▶ **EXERCISE**: Transcribe the listing below from its opening line up to and including the line that contains "Question: Describe this"; reproduce nothing else.

[LISTED RECORDS Boundary: Start]
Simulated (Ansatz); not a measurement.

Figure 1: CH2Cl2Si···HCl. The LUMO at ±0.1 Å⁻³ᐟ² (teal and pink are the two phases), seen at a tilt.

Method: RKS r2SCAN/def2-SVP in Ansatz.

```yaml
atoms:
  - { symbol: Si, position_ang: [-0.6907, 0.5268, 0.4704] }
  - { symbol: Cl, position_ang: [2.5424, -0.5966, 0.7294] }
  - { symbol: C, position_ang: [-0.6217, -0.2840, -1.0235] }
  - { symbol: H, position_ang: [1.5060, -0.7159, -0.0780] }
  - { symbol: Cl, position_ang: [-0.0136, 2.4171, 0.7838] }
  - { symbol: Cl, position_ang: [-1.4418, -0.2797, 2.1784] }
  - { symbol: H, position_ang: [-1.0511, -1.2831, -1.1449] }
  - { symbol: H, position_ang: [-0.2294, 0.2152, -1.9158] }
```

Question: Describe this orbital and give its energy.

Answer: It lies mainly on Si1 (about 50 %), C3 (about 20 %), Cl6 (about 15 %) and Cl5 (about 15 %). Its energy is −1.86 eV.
[LISTED RECORDS Boundary: End]

▶ **WRITTEN REPLY**:
Simulated (Ansatz); not a measurement.

Figure 1: CH2Cl2Si···HCl. The LUMO at ±0.1 Å⁻³ᐟ² (teal and pink are the two phases), seen at a tilt.

Method: RKS r2SCAN/def2-SVP in Ansatz.

```yaml
atoms:
  - { symbol: Si, position_ang: [-0.6907, 0.5268, 0.4704] }
  - { symbol: Cl, position_ang: [2.5424, -0.5966, 0.7294] }
  - { symbol: C, position_ang: [-0.6217, -0.2840, -1.0235] }
  - { symbol: H, position_ang: [1.5060, -0.7159, -0.0780] }
  - { symbol: Cl, position_ang: [-0.0136, 2.4171, 0.7838] }
  - { symbol: Cl, position_ang: [-1.4418, -0.2797, 2.1784] }
  - { symbol: H, position_ang: [-1.0511, -1.2831, -1.1449] }
  - { symbol: H, position_ang: [-0.2294, 0.2152, -1.9158] }
```

Question: Describe this orbital and give its energy.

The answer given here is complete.